**WORK ITEM:** Word for word, the listing below should be printed again.

######
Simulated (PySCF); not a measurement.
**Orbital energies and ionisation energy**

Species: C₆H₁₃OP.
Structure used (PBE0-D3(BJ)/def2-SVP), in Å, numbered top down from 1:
######

**EXERCISE SOLUTION:**
Simulated (PySCF); not a measurement.
**Orbital energies and ionisation energy**

Species: C₆H₁₃OP.
Structure used (PBE0-D3(BJ)/def2-SVP), in Å, numbered top down from 1:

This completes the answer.